**Task item**
The records must be repeated exactly and in their entirety.

■ ■ ■ ■ ■
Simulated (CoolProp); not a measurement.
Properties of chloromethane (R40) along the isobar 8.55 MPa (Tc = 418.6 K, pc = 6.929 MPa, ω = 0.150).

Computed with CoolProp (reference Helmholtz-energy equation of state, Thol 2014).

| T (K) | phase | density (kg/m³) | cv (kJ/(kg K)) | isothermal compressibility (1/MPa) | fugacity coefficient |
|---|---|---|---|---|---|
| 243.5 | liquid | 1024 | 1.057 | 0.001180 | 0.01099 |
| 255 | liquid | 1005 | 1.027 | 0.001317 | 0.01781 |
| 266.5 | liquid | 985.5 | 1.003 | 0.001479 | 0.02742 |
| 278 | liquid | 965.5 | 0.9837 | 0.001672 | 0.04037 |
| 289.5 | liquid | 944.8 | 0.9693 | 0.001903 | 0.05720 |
■ ■ ■ ■ ■

**Written response**
Simulated (CoolProp); not a measurement.
Properties of chloromethane (R40) along the isobar 8.55 MPa (Tc = 418.6 K, pc = 6.929 MPa, ω = 0.150).

Computed with CoolProp (reference Helmholtz-energy equation of state, Thol 2014).

| T (K) | phase | density (kg/m³) | cv (kJ/(kg K)) | isothermal compressibility (1/MPa) | fugacity coefficient |
|---|---|---|---|---|---|
| 243.5 | liquid | 1024 | 1.057 | 0.001180 | 0.01099 |
| 255 | liquid | 1005 | 1.027 | 0.001317 | 0.01781 |
| 266.5 | liquid | 985.5 | 1.003 | 0.001479 | 0.02742 |
| 278 | liquid | 965.5 | 0.9837 | 0.001672 | 0.04037 |
| 289.5 | liquid | 944.8 | 0.9693 | 0.001903 | 0.05720 |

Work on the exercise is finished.